+++
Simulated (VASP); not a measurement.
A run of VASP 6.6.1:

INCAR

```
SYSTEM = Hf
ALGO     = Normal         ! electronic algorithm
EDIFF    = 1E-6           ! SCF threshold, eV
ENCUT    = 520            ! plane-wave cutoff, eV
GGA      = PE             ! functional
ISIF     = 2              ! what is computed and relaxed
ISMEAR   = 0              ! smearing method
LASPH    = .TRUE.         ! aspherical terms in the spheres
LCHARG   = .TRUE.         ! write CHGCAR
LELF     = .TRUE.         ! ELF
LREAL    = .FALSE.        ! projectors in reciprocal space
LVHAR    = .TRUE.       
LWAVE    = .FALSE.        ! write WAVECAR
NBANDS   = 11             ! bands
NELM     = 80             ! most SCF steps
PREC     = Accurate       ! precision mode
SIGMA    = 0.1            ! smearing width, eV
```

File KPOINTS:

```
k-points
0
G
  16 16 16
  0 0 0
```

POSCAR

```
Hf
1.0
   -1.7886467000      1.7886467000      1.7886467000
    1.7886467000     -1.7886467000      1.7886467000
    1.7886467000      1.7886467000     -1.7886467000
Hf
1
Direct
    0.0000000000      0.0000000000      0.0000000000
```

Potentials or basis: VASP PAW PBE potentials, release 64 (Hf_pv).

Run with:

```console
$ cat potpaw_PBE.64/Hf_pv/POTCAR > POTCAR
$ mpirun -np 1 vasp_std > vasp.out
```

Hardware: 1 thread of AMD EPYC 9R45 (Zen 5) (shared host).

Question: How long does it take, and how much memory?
+++

Word for word, retype all of the material.

▶ **YOUR RESPONSE**:
Simulated (VASP); not a measurement.
A run of VASP 6.6.1:

INCAR

```
SYSTEM = Hf
ALGO     = Normal         ! electronic algorithm
EDIFF    = 1E-6           ! SCF threshold, eV
ENCUT    = 520            ! plane-wave cutoff, eV
GGA      = PE             ! functional
ISIF     = 2              ! what is computed and relaxed
ISMEAR   = 0              ! smearing method
LASPH    = .TRUE.         ! aspherical terms in the spheres
LCHARG   = .TRUE.         ! write CHGCAR
LELF     = .TRUE.         ! ELF
LREAL    = .FALSE.        ! projectors in reciprocal space
LVHAR    = .TRUE.       
LWAVE    = .FALSE.        ! write WAVECAR
NBANDS   = 11             ! bands
NELM     = 80             ! most SCF steps
PREC     = Accurate       ! precision mode
SIGMA    = 0.1            ! smearing width, eV
```

File KPOINTS:

```
k-points
0
G
  16 16 16
  0 0 0
```

POSCAR

```
Hf
1.0
   -1.7886467000      1.7886467000      1.7886467000
    1.7886467000     -1.7886467000      1.7886467000
    1.7886467000      1.7886467000     -1.7886467000
Hf
1
Direct
    0.0000000000      0.0000000000      0.0000000000
```

Potentials or basis: VASP PAW PBE potentials, release 64 (Hf_pv).

Run with:

```console
$ cat potpaw_PBE.64/Hf_pv/POTCAR > POTCAR
$ mpirun -np 1 vasp_std > vasp.out
```

Hardware: 1 thread of AMD EPYC 9R45 (Zen 5) (shared host).

Question: How long does it take, and how much memory?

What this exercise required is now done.